Work order:
An identical transcription of the records is required.

++++ Given records

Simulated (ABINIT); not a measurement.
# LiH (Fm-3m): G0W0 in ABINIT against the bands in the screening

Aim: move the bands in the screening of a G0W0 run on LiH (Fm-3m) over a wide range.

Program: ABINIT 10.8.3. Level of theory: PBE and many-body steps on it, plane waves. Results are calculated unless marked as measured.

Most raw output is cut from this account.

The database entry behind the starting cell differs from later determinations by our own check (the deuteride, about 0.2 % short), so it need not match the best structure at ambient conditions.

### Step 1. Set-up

++++++++

Answer box:
Simulated (ABINIT); not a measurement.
# LiH (Fm-3m): G0W0 in ABINIT against the bands in the screening

Aim: move the bands in the screening of a G0W0 run on LiH (Fm-3m) over a wide range.

Program: ABINIT 10.8.3. Level of theory: PBE and many-body steps on it, plane waves. Results are calculated unless marked as measured.

Most raw output is cut from this account.

The database entry behind the starting cell differs from later determinations by our own check (the deuteride, about 0.2 % short), so it need not match the best structure at ambient conditions.

### Step 1. Set-up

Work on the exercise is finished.